● **Assignment**:
Set down each line from the start of the material exactly, please, up to and including the one that contains "Task: The runs".

* * * * * * *

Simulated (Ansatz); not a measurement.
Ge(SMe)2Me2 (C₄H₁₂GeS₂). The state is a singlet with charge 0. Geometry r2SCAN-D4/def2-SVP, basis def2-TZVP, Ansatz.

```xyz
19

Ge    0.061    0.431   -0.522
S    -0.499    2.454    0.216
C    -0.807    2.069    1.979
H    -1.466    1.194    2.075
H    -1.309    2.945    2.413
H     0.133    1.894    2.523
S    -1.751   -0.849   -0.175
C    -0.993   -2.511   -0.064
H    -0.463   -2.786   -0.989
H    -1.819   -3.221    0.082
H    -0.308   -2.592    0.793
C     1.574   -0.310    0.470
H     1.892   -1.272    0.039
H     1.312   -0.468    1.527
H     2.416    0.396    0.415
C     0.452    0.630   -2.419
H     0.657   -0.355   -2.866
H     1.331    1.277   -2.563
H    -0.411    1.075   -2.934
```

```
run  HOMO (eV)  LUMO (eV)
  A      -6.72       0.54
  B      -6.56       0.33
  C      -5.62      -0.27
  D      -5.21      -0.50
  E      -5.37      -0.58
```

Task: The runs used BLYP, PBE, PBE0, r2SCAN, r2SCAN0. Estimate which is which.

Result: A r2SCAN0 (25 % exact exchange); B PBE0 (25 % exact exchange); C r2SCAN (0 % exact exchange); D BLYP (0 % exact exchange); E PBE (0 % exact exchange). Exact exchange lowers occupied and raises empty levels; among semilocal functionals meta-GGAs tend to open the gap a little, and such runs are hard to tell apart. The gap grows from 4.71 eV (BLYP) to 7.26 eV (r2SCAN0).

* * * * * * *

● **Reply**:
Simulated (Ansatz); not a measurement.
Ge(SMe)2Me2 (C₄H₁₂GeS₂). The state is a singlet with charge 0. Geometry r2SCAN-D4/def2-SVP, basis def2-TZVP, Ansatz.

```xyz
19

Ge    0.061    0.431   -0.522
S    -0.499    2.454    0.216
C    -0.807    2.069    1.979
H    -1.466    1.194    2.075
H    -1.309    2.945    2.413
H     0.133    1.894    2.523
S    -1.751   -0.849   -0.175
C    -0.993   -2.511   -0.064
H    -0.463   -2.786   -0.989
H    -1.819   -3.221    0.082
H    -0.308   -2.592    0.793
C     1.574   -0.310    0.470
H     1.892   -1.272    0.039
H     1.312   -0.468    1.527
H     2.416    0.396    0.415
C     0.452    0.630   -2.419
H     0.657   -0.355   -2.866
H     1.331    1.277   -2.563
H    -0.411    1.075   -2.934
```

```
run  HOMO (eV)  LUMO (eV)
  A      -6.72       0.54
  B      -6.56       0.33
  C      -5.62      -0.27
  D      -5.21      -0.50
  E      -5.37      -0.58
```

Task: The runs used BLYP, PBE, PBE0, r2SCAN, r2SCAN0. Estimate which is which.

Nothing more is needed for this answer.